### REQUIRED ACTION:
Return the run of lines below that opens with the line containing "Alike in both" and closes with the line containing "520 | 420 |", keeping each one exact.

※ ※ ※
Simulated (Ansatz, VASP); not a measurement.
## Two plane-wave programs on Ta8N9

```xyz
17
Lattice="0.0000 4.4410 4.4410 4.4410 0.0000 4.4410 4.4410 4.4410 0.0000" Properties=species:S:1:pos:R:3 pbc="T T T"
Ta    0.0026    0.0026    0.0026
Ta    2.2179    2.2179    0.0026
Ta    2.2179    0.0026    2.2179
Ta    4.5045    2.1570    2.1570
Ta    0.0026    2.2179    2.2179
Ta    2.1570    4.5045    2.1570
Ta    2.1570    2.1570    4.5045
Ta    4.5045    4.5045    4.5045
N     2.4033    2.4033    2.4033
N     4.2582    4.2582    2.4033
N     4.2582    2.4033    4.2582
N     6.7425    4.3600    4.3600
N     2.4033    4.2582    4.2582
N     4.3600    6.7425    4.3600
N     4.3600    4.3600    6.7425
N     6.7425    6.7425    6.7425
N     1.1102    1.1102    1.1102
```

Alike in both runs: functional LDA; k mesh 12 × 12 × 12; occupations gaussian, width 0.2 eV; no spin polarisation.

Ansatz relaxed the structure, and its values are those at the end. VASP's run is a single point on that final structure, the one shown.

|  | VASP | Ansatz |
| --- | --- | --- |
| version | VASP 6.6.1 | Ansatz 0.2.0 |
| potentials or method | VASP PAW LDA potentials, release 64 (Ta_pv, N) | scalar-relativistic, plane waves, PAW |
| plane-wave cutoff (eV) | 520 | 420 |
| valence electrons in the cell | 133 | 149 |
※ ※ ※

### WORKED SOLUTION:
Alike in both runs: functional LDA; k mesh 12 × 12 × 12; occupations gaussian, width 0.2 eV; no spin polarisation.

Ansatz relaxed the structure, and its values are those at the end. VASP's run is a single point on that final structure, the one shown.

|  | VASP | Ansatz |
| --- | --- | --- |
| version | VASP 6.6.1 | Ansatz 0.2.0 |
| potentials or method | VASP PAW LDA potentials, release 64 (Ta_pv, N) | scalar-relativistic, plane waves, PAW |
| plane-wave cutoff (eV) | 520 | 420 |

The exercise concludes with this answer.